(Beginning of Data for analysis)
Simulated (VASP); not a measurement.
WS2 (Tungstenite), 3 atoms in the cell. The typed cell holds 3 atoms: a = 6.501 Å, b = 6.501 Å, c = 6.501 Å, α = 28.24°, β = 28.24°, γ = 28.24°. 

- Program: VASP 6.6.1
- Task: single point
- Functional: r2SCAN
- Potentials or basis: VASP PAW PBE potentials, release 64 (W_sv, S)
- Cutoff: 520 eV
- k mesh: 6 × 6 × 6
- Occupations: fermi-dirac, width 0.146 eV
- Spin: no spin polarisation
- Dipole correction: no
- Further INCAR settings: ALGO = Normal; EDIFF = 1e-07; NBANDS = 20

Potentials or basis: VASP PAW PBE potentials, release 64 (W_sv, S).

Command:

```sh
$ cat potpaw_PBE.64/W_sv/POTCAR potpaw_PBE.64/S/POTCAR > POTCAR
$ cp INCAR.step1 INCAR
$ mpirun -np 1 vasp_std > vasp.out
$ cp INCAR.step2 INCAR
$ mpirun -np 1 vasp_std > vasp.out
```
(End of Data for analysis)

Set the lines down exactly, from the first line of the records to the line where "- Occupations: fermi-dirac, width 0.146 eV" appears, with both ends kept.

Simulated (VASP); not a measurement.
WS2 (Tungstenite), 3 atoms in the cell. The typed cell holds 3 atoms: a = 6.501 Å, b = 6.501 Å, c = 6.501 Å, α = 28.24°, β = 28.24°, γ = 28.24°. 

- Program: VASP 6.6.1
- Task: single point
- Functional: r2SCAN
- Potentials or basis: VASP PAW PBE potentials, release 64 (W_sv, S)
- Cutoff: 520 eV
- k mesh: 6 × 6 × 6
- Occupations: fermi-dirac, width 0.146 eV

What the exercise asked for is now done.